━━━━━━

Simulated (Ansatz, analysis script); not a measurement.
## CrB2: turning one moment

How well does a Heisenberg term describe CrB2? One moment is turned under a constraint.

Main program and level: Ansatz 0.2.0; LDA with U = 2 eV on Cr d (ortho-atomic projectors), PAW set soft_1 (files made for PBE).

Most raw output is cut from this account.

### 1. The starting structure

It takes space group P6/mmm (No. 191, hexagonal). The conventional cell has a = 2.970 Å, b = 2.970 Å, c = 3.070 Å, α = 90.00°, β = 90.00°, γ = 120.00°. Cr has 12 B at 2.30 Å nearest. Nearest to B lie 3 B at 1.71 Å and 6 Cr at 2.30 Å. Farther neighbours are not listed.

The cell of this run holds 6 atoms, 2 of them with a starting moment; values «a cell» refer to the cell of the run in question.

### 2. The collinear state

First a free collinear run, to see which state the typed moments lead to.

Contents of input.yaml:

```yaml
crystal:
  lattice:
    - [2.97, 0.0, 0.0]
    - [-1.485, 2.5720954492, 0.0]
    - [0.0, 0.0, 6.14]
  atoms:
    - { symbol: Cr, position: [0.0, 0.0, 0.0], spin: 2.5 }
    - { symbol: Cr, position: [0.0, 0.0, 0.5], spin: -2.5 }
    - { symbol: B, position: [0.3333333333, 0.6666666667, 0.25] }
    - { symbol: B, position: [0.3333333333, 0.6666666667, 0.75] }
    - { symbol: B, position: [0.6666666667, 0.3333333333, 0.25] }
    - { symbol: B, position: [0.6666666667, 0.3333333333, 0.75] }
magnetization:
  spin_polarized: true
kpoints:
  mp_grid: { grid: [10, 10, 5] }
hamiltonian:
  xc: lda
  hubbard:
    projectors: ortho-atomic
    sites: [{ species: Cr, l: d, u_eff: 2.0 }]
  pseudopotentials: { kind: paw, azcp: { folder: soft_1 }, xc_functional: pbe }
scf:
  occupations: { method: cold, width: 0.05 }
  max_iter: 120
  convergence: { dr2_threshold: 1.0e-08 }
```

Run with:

━━━━━━

_EXERCISE_
Retype only the lines above between the line with "## CrB2: turning one moment" and the line with "First a free", counting those two lines as well, and keep every character as it is.

_TASK RESULT_
## CrB2: turning one moment

How well does a Heisenberg term describe CrB2? One moment is turned under a constraint.

Main program and level: Ansatz 0.2.0; LDA with U = 2 eV on Cr d (ortho-atomic projectors), PAW set soft_1 (files made for PBE).

Most raw output is cut from this account.

### 1. The starting structure

It takes space group P6/mmm (No. 191, hexagonal). The conventional cell has a = 2.970 Å, b = 2.970 Å, c = 3.070 Å, α = 90.00°, β = 90.00°, γ = 120.00°. Cr has 12 B at 2.30 Å nearest. Nearest to B lie 3 B at 1.71 Å and 6 Cr at 2.30 Å. Farther neighbours are not listed.

The cell of this run holds 6 atoms, 2 of them with a starting moment; values «a cell» refer to the cell of the run in question.

### 2. The collinear state

First a free collinear run, to see which state the typed moments lead to.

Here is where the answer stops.